ASSIGNED TASK:
All the data beneath this line is to be reproduced exactly.

+++ DATA SUPPLIED +++

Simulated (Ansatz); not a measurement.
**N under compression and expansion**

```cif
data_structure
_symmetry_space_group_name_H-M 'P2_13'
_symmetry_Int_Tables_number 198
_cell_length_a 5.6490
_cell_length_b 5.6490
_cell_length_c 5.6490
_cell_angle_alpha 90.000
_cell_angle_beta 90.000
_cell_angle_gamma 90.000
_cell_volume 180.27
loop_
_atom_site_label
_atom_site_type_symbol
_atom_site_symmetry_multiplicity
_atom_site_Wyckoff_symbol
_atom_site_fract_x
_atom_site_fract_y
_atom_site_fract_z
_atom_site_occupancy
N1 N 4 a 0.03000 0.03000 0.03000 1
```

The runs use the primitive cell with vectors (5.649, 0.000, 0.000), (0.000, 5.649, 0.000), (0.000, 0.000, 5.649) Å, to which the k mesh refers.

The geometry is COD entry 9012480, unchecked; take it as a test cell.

+++

YOUR RESPONSE:
Simulated (Ansatz); not a measurement.
**N under compression and expansion**

```cif
data_structure
_symmetry_space_group_name_H-M 'P2_13'
_symmetry_Int_Tables_number 198
_cell_length_a 5.6490
_cell_length_b 5.6490
_cell_length_c 5.6490
_cell_angle_alpha 90.000
_cell_angle_beta 90.000
_cell_angle_gamma 90.000
_cell_volume 180.27
loop_
_atom_site_label
_atom_site_type_symbol
_atom_site_symmetry_multiplicity
_atom_site_Wyckoff_symbol
_atom_site_fract_x
_atom_site_fract_y
_atom_site_fract_z
_atom_site_occupancy
N1 N 4 a 0.03000 0.03000 0.03000 1
```

The runs use the primitive cell with vectors (5.649, 0.000, 0.000), (0.000, 5.649, 0.000), (0.000, 0.000, 5.649) Å, to which the k mesh refers.

The geometry is COD entry 9012480, unchecked; take it as a test cell.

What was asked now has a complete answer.